**WORK ITEM:**
Starting with the first line and ending with the one that holds "A 2-atom cell", retype the entries exactly.

BEGIN SUPPLIED MATERIAL

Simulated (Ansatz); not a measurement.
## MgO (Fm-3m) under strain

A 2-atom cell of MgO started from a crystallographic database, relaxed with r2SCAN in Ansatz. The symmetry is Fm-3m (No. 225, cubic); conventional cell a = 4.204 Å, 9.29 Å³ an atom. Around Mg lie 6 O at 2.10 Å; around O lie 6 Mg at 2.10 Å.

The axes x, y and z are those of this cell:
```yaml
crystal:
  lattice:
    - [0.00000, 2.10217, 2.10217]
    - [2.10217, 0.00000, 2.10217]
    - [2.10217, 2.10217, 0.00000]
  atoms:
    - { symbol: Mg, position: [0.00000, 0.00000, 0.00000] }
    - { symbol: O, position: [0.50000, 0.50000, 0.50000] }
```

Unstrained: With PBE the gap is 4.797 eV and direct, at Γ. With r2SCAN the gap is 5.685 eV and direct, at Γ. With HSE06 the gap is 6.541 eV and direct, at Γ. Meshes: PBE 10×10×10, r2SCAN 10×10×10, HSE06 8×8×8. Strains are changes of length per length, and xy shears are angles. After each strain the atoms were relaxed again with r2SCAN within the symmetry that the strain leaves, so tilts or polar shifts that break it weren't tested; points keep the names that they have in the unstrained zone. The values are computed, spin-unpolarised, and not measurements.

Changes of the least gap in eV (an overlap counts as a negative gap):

END SUPPLIED MATERIAL

**WRITTEN SOLUTION:**
Simulated (Ansatz); not a measurement.
## MgO (Fm-3m) under strain

A 2-atom cell of MgO started from a crystallographic database, relaxed with r2SCAN in Ansatz. The symmetry is Fm-3m (No. 225, cubic); conventional cell a = 4.204 Å, 9.29 Å³ an atom. Around Mg lie 6 O at 2.10 Å; around O lie 6 Mg at 2.10 Å.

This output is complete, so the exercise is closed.